* _Given data_
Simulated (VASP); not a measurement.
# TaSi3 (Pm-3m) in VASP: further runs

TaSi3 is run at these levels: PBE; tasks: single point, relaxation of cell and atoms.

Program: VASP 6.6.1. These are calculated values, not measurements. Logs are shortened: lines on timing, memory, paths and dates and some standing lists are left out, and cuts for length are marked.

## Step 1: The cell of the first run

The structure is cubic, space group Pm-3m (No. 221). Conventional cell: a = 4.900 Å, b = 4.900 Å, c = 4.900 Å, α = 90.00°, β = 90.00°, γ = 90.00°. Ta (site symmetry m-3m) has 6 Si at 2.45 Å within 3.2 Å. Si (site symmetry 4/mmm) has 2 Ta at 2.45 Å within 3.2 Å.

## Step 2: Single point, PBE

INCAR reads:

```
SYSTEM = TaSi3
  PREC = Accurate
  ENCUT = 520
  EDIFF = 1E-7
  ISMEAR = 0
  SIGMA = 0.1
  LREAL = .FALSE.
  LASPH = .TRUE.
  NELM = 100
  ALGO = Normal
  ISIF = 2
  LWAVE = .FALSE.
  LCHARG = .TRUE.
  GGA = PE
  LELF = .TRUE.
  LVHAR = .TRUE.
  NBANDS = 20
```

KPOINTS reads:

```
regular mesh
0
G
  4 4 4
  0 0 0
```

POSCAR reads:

* _Required action_
What you output must match the lines from the beginning of the material through the line with "## Step 1: The cell of the first run" exactly, both ends included.

* _Exercise response_
Simulated (VASP); not a measurement.
# TaSi3 (Pm-3m) in VASP: further runs

TaSi3 is run at these levels: PBE; tasks: single point, relaxation of cell and atoms.

Program: VASP 6.6.1. These are calculated values, not measurements. Logs are shortened: lines on timing, memory, paths and dates and some standing lists are left out, and cuts for length are marked.

## Step 1: The cell of the first run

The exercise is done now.